◆ Exercise data ◆
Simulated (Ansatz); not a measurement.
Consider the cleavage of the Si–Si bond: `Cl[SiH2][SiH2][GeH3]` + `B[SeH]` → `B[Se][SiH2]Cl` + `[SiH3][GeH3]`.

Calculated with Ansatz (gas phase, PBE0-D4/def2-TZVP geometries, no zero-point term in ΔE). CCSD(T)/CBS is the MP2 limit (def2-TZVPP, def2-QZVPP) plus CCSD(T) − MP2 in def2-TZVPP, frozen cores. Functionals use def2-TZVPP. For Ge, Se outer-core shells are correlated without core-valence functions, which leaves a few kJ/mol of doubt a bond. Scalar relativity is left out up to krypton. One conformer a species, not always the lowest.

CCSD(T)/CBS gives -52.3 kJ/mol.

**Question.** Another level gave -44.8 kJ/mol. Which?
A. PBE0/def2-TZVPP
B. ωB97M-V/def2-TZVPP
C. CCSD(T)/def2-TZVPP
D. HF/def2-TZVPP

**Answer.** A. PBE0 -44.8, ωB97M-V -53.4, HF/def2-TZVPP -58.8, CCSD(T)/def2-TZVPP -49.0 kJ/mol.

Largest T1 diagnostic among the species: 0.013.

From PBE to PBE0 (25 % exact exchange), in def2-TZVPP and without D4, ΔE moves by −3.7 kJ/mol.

◆ Action item ◆
Retype only this portion of the data above: the line containing "D. HF/def2-TZVPP", the line containing "Largest T1 diagnostic", and all lines between them, exactly.

◆ Exercise response ◆
D. HF/def2-TZVPP

**Answer.** A. PBE0 -44.8, ωB97M-V -53.4, HF/def2-TZVPP -58.8, CCSD(T)/def2-TZVPP -49.0 kJ/mol.

Largest T1 diagnostic among the species: 0.013.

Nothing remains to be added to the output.